* _Task item_
Quote exactly the lines spanning from the top of the data below to the line that contains "What lattice repeat", including both.

* _Dataset records_
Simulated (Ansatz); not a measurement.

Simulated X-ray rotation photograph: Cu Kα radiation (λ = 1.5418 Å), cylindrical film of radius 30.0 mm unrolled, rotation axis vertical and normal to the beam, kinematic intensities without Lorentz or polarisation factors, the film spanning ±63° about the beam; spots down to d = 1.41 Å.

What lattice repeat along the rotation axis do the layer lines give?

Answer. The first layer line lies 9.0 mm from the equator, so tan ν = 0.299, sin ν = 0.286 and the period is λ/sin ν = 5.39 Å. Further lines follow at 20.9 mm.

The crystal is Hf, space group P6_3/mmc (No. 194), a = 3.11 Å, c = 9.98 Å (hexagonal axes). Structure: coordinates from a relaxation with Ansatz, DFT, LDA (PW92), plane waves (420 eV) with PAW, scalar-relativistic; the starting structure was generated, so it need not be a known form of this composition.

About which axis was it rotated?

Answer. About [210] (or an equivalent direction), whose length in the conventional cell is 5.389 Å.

* _Task response_
Simulated (Ansatz); not a measurement.

Simulated X-ray rotation photograph: Cu Kα radiation (λ = 1.5418 Å), cylindrical film of radius 30.0 mm unrolled, rotation axis vertical and normal to the beam, kinematic intensities without Lorentz or polarisation factors, the film spanning ±63° about the beam; spots down to d = 1.41 Å.

What lattice repeat along the rotation axis do the layer lines give?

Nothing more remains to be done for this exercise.